◆ BRIEF ◆
Return only the lines running from the first line of the listing through the one with "Materials Project entry", unchanged.

····················

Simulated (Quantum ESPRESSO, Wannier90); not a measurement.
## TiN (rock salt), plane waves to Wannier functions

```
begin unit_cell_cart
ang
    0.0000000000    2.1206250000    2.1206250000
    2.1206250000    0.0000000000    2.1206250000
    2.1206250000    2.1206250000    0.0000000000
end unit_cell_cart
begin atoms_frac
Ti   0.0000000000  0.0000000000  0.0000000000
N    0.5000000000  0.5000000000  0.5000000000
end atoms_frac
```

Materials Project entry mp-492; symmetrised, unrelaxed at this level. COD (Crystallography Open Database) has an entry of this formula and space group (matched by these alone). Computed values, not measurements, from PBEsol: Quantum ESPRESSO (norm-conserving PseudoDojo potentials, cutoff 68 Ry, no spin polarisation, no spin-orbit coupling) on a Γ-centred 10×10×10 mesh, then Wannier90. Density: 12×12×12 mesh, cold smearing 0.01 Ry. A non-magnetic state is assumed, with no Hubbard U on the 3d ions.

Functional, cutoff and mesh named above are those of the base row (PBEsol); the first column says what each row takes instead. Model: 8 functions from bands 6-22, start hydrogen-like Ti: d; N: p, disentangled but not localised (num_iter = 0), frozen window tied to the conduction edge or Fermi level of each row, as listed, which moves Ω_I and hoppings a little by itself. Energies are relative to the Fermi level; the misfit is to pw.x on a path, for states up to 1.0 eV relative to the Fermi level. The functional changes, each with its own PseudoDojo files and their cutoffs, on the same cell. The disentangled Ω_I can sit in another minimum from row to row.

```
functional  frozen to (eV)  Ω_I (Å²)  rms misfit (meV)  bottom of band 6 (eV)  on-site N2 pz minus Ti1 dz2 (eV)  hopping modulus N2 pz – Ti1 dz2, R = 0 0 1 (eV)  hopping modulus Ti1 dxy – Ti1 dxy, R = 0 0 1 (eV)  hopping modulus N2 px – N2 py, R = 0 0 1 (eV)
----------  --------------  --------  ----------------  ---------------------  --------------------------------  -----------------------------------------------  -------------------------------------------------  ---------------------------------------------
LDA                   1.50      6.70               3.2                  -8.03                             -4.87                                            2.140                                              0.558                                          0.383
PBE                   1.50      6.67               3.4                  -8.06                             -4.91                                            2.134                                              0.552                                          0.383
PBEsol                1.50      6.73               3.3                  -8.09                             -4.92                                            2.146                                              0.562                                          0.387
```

····················

◆ PROBLEM SOLUTION ◆
Simulated (Quantum ESPRESSO, Wannier90); not a measurement.
## TiN (rock salt), plane waves to Wannier functions

```
begin unit_cell_cart
ang
    0.0000000000    2.1206250000    2.1206250000
    2.1206250000    0.0000000000    2.1206250000
    2.1206250000    2.1206250000    0.0000000000
end unit_cell_cart
begin atoms_frac
Ti   0.0000000000  0.0000000000  0.0000000000
N    0.5000000000  0.5000000000  0.5000000000
end atoms_frac
```

Materials Project entry mp-492; symmetrised, unrelaxed at this level. COD (Crystallography Open Database) has an entry of this formula and space group (matched by these alone). Computed values, not measurements, from PBEsol: Quantum ESPRESSO (norm-conserving PseudoDojo potentials, cutoff 68 Ry, no spin polarisation, no spin-orbit coupling) on a Γ-centred 10×10×10 mesh, then Wannier90. Density: 12×12×12 mesh, cold smearing 0.01 Ry. A non-magnetic state is assumed, with no Hubbard U on the 3d ions.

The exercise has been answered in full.